- _Dataset excerpts_:
+ + +

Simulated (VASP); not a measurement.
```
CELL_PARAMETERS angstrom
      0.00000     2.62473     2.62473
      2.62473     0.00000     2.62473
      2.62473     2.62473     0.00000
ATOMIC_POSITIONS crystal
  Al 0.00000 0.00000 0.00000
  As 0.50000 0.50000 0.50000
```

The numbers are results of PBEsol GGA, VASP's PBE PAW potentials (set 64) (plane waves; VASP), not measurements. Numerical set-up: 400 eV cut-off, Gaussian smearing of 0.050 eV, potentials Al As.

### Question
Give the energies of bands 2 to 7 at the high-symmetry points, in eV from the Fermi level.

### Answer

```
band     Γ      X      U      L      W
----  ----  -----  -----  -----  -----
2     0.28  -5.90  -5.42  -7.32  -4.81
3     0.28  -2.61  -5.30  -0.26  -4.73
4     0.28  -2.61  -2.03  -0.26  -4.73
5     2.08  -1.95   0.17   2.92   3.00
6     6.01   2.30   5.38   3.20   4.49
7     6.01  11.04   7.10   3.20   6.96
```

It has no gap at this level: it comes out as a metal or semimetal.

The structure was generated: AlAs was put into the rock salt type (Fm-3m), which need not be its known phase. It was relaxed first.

+ + +

- _Requirement_: Only the lines from the start of the listing through the line with "### Question" should be repeated, each exactly as it stands.

- _Your response_:
Simulated (VASP); not a measurement.
```
CELL_PARAMETERS angstrom
      0.00000     2.62473     2.62473
      2.62473     0.00000     2.62473
      2.62473     2.62473     0.00000
ATOMIC_POSITIONS crystal
  Al 0.00000 0.00000 0.00000
  As 0.50000 0.50000 0.50000
```

The numbers are results of PBEsol GGA, VASP's PBE PAW potentials (set 64) (plane waves; VASP), not measurements. Numerical set-up: 400 eV cut-off, Gaussian smearing of 0.050 eV, potentials Al As.

### Question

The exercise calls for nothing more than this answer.